- _ASSIGNED TASK_:
Print the listing below from its opening line through the line holding "Cu, space group", both ends included.

- _DATA SHOWN_:
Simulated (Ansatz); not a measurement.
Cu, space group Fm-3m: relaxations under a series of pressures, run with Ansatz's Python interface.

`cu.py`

- _TASK ANSWER_:
Simulated (Ansatz); not a measurement.
Cu, space group Fm-3m: relaxations under a series of pressures, run with Ansatz's Python interface.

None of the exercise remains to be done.